» ACTIVITY
Go to the line holding "Calculated by valence" in the entries below and write out exactly every line down to and including the line holding "Energies count from".

» AVAILABLE DATA
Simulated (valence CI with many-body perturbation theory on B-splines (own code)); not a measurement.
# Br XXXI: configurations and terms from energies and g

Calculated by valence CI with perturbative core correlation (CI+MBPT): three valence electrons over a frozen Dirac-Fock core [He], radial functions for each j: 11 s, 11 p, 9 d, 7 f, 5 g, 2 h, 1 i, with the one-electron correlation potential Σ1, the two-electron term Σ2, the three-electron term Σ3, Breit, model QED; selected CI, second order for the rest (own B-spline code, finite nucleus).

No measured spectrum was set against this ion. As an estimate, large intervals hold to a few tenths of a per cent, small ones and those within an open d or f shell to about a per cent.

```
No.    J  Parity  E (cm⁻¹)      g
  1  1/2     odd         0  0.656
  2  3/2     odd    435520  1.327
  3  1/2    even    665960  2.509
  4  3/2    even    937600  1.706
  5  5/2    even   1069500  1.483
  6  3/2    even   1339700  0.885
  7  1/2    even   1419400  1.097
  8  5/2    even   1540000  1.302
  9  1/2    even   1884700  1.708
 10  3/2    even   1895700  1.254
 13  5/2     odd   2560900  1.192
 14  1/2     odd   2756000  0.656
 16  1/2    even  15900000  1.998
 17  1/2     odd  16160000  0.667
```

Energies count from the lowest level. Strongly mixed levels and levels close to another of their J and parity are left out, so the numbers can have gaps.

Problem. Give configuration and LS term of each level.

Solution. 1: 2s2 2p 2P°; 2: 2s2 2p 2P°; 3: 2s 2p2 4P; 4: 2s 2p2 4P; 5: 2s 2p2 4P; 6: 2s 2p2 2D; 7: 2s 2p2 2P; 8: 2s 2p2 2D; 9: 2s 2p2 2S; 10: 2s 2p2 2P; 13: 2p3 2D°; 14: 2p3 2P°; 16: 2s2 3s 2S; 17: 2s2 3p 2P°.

» TASK SOLUTION
Calculated by valence CI with perturbative core correlation (CI+MBPT): three valence electrons over a frozen Dirac-Fock core [He], radial functions for each j: 11 s, 11 p, 9 d, 7 f, 5 g, 2 h, 1 i, with the one-electron correlation potential Σ1, the two-electron term Σ2, the three-electron term Σ3, Breit, model QED; selected CI, second order for the rest (own B-spline code, finite nucleus).

No measured spectrum was set against this ion. As an estimate, large intervals hold to a few tenths of a per cent, small ones and those within an open d or f shell to about a per cent.

```
No.    J  Parity  E (cm⁻¹)      g
  1  1/2     odd         0  0.656
  2  3/2     odd    435520  1.327
  3  1/2    even    665960  2.509
  4  3/2    even    937600  1.706
  5  5/2    even   1069500  1.483
  6  3/2    even   1339700  0.885
  7  1/2    even   1419400  1.097
  8  5/2    even   1540000  1.302
  9  1/2    even   1884700  1.708
 10  3/2    even   1895700  1.254
 13  5/2     odd   2560900  1.192
 14  1/2     odd   2756000  0.656
 16  1/2    even  15900000  1.998
 17  1/2     odd  16160000  0.667
```

Energies count from the lowest level. Strongly mixed levels and levels close to another of their J and parity are left out, so the numbers can have gaps.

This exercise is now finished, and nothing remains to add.